**DATA RECORDS:**
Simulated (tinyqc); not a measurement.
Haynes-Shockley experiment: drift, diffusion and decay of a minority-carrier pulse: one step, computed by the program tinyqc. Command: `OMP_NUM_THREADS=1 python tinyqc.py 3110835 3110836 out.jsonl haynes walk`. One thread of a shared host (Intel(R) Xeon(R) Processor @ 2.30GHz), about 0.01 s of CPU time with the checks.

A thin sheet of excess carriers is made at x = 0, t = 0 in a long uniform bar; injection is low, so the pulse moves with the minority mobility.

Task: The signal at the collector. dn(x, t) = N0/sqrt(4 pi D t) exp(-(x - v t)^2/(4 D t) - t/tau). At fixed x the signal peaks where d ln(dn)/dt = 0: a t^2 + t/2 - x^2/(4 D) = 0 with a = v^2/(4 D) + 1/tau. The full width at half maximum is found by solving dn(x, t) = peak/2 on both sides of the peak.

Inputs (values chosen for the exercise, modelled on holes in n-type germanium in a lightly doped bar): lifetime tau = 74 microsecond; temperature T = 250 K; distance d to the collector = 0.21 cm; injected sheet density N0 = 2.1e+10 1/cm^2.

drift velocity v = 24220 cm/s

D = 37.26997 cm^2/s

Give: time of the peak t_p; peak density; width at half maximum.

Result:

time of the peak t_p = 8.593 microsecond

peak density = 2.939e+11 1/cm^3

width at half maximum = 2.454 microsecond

**WORK ORDER:**
Retype every entry above, word for word.

**WRITTEN RESPONSE:**
Simulated (tinyqc); not a measurement.
Haynes-Shockley experiment: drift, diffusion and decay of a minority-carrier pulse: one step, computed by the program tinyqc. Command: `OMP_NUM_THREADS=1 python tinyqc.py 3110835 3110836 out.jsonl haynes walk`. One thread of a shared host (Intel(R) Xeon(R) Processor @ 2.30GHz), about 0.01 s of CPU time with the checks.

A thin sheet of excess carriers is made at x = 0, t = 0 in a long uniform bar; injection is low, so the pulse moves with the minority mobility.

Task: The signal at the collector. dn(x, t) = N0/sqrt(4 pi D t) exp(-(x - v t)^2/(4 D t) - t/tau). At fixed x the signal peaks where d ln(dn)/dt = 0: a t^2 + t/2 - x^2/(4 D) = 0 with a = v^2/(4 D) + 1/tau. The full width at half maximum is found by solving dn(x, t) = peak/2 on both sides of the peak.

Inputs (values chosen for the exercise, modelled on holes in n-type germanium in a lightly doped bar): lifetime tau = 74 microsecond; temperature T = 250 K; distance d to the collector = 0.21 cm; injected sheet density N0 = 2.1e+10 1/cm^2.

drift velocity v = 24220 cm/s

D = 37.26997 cm^2/s

Give: time of the peak t_p; peak density; width at half maximum.

Result:

time of the peak t_p = 8.593 microsecond

peak density = 2.939e+11 1/cm^3

width at half maximum = 2.454 microsecond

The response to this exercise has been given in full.